- **Records shown**
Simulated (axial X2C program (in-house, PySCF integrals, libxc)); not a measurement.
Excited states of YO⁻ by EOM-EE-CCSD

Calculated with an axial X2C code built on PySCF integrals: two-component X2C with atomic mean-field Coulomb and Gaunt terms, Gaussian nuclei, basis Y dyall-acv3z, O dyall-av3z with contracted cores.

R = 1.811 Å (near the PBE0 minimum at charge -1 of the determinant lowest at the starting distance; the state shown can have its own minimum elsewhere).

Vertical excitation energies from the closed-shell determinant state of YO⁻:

- **Requirement**
Copy out only the lines running from the beginning of the data to the line with "R = 1.811 Å", both ends included.

- **Exercise response**
Simulated (axial X2C program (in-house, PySCF integrals, libxc)); not a measurement.
Excited states of YO⁻ by EOM-EE-CCSD

Calculated with an axial X2C code built on PySCF integrals: two-component X2C with atomic mean-field Coulomb and Gaunt terms, Gaussian nuclei, basis Y dyall-acv3z, O dyall-av3z with contracted cores.

R = 1.811 Å (near the PBE0 minimum at charge -1 of the determinant lowest at the starting distance; the state shown can have its own minimum elsewhere).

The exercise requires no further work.